-- THE DATA --
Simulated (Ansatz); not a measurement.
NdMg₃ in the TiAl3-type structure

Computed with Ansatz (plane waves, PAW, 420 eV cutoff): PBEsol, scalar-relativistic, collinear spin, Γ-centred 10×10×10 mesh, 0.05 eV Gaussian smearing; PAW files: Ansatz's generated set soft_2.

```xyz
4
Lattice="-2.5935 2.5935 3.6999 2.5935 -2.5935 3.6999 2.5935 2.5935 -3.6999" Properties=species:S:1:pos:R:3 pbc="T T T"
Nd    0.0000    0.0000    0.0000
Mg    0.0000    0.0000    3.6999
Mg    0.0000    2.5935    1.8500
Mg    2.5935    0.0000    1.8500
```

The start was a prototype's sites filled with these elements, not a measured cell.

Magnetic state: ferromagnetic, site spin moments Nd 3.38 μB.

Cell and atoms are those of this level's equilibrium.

-- WORK INSTRUCTION --
All the entries must be retyped exactly.

-- ANSWER SPACE --
Simulated (Ansatz); not a measurement.
NdMg₃ in the TiAl3-type structure

Computed with Ansatz (plane waves, PAW, 420 eV cutoff): PBEsol, scalar-relativistic, collinear spin, Γ-centred 10×10×10 mesh, 0.05 eV Gaussian smearing; PAW files: Ansatz's generated set soft_2.

```xyz
4
Lattice="-2.5935 2.5935 3.6999 2.5935 -2.5935 3.6999 2.5935 2.5935 -3.6999" Properties=species:S:1:pos:R:3 pbc="T T T"
Nd    0.0000    0.0000    0.0000
Mg    0.0000    0.0000    3.6999
Mg    0.0000    2.5935    1.8500
Mg    2.5935    0.0000    1.8500
```

The start was a prototype's sites filled with these elements, not a measured cell.

Magnetic state: ferromagnetic, site spin moments Nd 3.38 μB.

Cell and atoms are those of this level's equilibrium.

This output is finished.